§ Work order:
The lines from the start of the listing through the line containing "PBE's shortest interatomic" should be printed exactly, and no other lines should be printed.

━━━ Provided records

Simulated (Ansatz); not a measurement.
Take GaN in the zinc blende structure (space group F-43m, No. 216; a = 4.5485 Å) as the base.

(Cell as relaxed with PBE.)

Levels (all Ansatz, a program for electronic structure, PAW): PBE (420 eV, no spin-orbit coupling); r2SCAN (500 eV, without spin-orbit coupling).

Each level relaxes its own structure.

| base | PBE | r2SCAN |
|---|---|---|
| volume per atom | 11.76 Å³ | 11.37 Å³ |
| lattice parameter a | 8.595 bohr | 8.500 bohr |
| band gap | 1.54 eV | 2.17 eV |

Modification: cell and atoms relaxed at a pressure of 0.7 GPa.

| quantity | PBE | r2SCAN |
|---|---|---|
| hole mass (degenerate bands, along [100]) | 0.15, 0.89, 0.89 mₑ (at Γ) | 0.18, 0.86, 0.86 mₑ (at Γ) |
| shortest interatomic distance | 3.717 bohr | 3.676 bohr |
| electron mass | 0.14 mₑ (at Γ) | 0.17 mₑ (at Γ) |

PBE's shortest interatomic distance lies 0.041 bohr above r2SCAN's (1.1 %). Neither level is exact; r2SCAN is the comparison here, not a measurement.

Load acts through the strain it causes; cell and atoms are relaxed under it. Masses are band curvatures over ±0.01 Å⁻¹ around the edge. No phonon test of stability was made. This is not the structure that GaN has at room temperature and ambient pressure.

━━━━━━

§ Written reply:
Simulated (Ansatz); not a measurement.
Take GaN in the zinc blende structure (space group F-43m, No. 216; a = 4.5485 Å) as the base.

(Cell as relaxed with PBE.)

Levels (all Ansatz, a program for electronic structure, PAW): PBE (420 eV, no spin-orbit coupling); r2SCAN (500 eV, without spin-orbit coupling).

Each level relaxes its own structure.

| base | PBE | r2SCAN |
|---|---|---|
| volume per atom | 11.76 Å³ | 11.37 Å³ |
| lattice parameter a | 8.595 bohr | 8.500 bohr |
| band gap | 1.54 eV | 2.17 eV |

Modification: cell and atoms relaxed at a pressure of 0.7 GPa.

| quantity | PBE | r2SCAN |
|---|---|---|
| hole mass (degenerate bands, along [100]) | 0.15, 0.89, 0.89 mₑ (at Γ) | 0.18, 0.86, 0.86 mₑ (at Γ) |
| shortest interatomic distance | 3.717 bohr | 3.676 bohr |
| electron mass | 0.14 mₑ (at Γ) | 0.17 mₑ (at Γ) |

PBE's shortest interatomic distance lies 0.041 bohr above r2SCAN's (1.1 %). Neither level is exact; r2SCAN is the comparison here, not a measurement.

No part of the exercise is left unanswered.